Every entry that follows needs to be repeated exactly.

━━━━━━━━━━━━━━━━
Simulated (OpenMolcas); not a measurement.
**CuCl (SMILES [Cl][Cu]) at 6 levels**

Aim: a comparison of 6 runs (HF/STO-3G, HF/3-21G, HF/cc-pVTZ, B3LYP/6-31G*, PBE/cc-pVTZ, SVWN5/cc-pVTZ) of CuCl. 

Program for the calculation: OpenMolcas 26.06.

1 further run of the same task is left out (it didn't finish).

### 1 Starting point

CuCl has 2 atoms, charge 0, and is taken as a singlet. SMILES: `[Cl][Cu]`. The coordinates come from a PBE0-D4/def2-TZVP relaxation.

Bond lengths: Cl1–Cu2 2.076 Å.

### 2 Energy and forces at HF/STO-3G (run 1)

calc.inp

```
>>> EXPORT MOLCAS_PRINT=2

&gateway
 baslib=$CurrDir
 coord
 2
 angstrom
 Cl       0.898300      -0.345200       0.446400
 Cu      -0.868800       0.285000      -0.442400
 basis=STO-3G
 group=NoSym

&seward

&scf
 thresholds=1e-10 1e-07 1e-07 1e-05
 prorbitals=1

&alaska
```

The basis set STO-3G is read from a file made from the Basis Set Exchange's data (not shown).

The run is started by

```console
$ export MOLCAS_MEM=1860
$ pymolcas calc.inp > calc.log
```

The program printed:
━━━━━━━━━━━━━━━━

* [EXERCISE SOLUTION]:
Simulated (OpenMolcas); not a measurement.
**CuCl (SMILES [Cl][Cu]) at 6 levels**

Aim: a comparison of 6 runs (HF/STO-3G, HF/3-21G, HF/cc-pVTZ, B3LYP/6-31G*, PBE/cc-pVTZ, SVWN5/cc-pVTZ) of CuCl. 

Program for the calculation: OpenMolcas 26.06.

1 further run of the same task is left out (it didn't finish).

### 1 Starting point

CuCl has 2 atoms, charge 0, and is taken as a singlet. SMILES: `[Cl][Cu]`. The coordinates come from a PBE0-D4/def2-TZVP relaxation.

Bond lengths: Cl1–Cu2 2.076 Å.

### 2 Energy and forces at HF/STO-3G (run 1)

calc.inp

```
>>> EXPORT MOLCAS_PRINT=2

&gateway
 baslib=$CurrDir
 coord
 2
 angstrom
 Cl       0.898300      -0.345200       0.446400
 Cu      -0.868800       0.285000      -0.442400
 basis=STO-3G
 group=NoSym

&seward

&scf
 thresholds=1e-10 1e-07 1e-07 1e-05
 prorbitals=1

&alaska
```

The basis set STO-3G is read from a file made from the Basis Set Exchange's data (not shown).

The run is started by

```console
$ export MOLCAS_MEM=1860
$ pymolcas calc.inp > calc.log
```

The program printed:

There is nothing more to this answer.